[Start of Attachment]

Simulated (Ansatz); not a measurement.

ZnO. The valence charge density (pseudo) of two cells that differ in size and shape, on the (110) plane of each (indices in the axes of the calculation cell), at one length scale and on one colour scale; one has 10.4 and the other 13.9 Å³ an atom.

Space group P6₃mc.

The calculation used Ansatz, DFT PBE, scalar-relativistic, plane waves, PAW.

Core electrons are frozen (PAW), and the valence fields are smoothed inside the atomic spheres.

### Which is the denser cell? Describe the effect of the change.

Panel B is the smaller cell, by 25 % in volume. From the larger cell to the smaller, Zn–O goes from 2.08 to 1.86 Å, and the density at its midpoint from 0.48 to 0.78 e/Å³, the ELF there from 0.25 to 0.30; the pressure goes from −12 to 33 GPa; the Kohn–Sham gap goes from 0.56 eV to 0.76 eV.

[End of Attachment]

Brief: Repeat the entries above exactly, beginning at their first line and ending with the line that contains "### Which is", with nothing added.

Response area:
Simulated (Ansatz); not a measurement.

ZnO. The valence charge density (pseudo) of two cells that differ in size and shape, on the (110) plane of each (indices in the axes of the calculation cell), at one length scale and on one colour scale; one has 10.4 and the other 13.9 Å³ an atom.

Space group P6₃mc.

The calculation used Ansatz, DFT PBE, scalar-relativistic, plane waves, PAW.

Core electrons are frozen (PAW), and the valence fields are smoothed inside the atomic spheres.

### Which is the denser cell? Describe the effect of the change.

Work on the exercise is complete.